***** Data excerpts *****

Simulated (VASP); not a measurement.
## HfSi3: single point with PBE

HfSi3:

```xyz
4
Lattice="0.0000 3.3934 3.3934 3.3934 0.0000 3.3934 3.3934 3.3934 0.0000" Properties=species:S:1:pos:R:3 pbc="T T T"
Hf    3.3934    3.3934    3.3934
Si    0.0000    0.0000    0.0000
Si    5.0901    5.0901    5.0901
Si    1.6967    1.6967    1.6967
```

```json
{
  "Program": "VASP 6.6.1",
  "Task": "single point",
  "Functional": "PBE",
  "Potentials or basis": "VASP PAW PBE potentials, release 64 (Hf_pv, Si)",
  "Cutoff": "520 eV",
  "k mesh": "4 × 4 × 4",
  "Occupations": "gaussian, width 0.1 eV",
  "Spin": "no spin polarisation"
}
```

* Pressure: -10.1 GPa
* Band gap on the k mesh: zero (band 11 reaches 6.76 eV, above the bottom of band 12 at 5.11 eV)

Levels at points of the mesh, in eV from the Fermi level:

*****

Work order: Each line of the records should be repeated exactly as it stands.

Solution:
Simulated (VASP); not a measurement.
## HfSi3: single point with PBE

HfSi3:

```xyz
4
Lattice="0.0000 3.3934 3.3934 3.3934 0.0000 3.3934 3.3934 3.3934 0.0000" Properties=species:S:1:pos:R:3 pbc="T T T"
Hf    3.3934    3.3934    3.3934
Si    0.0000    0.0000    0.0000
Si    5.0901    5.0901    5.0901
Si    1.6967    1.6967    1.6967
```

```json
{
  "Program": "VASP 6.6.1",
  "Task": "single point",
  "Functional": "PBE",
  "Potentials or basis": "VASP PAW PBE potentials, release 64 (Hf_pv, Si)",
  "Cutoff": "520 eV",
  "k mesh": "4 × 4 × 4",
  "Occupations": "gaussian, width 0.1 eV",
  "Spin": "no spin polarisation"
}
```

* Pressure: -10.1 GPa
* Band gap on the k mesh: zero (band 11 reaches 6.76 eV, above the bottom of band 12 at 5.11 eV)

Levels at points of the mesh, in eV from the Fermi level:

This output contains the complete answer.